STORED DATA »
_ _ _ _ _ _ _

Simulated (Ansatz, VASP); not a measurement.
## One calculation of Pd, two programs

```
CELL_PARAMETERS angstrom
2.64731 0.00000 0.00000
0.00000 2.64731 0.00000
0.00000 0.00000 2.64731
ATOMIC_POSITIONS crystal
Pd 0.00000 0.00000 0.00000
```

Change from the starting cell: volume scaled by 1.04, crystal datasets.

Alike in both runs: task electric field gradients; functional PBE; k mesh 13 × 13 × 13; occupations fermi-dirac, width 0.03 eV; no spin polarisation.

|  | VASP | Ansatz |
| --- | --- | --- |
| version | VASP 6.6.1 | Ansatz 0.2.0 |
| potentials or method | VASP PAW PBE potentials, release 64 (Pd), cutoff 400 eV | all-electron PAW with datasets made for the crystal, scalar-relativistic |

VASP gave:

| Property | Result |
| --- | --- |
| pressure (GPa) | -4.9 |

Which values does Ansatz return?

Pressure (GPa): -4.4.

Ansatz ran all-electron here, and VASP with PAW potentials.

_ _ _ _ _ _ _

ACTIVITY » Repeat the data word for word, starting at its first line and stopping after the line that contains "Pressure (GPa): -4.4.".

TASK OUTPUT »
Simulated (Ansatz, VASP); not a measurement.
## One calculation of Pd, two programs

```
CELL_PARAMETERS angstrom
2.64731 0.00000 0.00000
0.00000 2.64731 0.00000
0.00000 0.00000 2.64731
ATOMIC_POSITIONS crystal
Pd 0.00000 0.00000 0.00000
```

Change from the starting cell: volume scaled by 1.04, crystal datasets.

Alike in both runs: task electric field gradients; functional PBE; k mesh 13 × 13 × 13; occupations fermi-dirac, width 0.03 eV; no spin polarisation.

|  | VASP | Ansatz |
| --- | --- | --- |
| version | VASP 6.6.1 | Ansatz 0.2.0 |
| potentials or method | VASP PAW PBE potentials, release 64 (Pd), cutoff 400 eV | all-electron PAW with datasets made for the crystal, scalar-relativistic |

VASP gave:

| Property | Result |
| --- | --- |
| pressure (GPa) | -4.9 |

Which values does Ansatz return?

Pressure (GPa): -4.4.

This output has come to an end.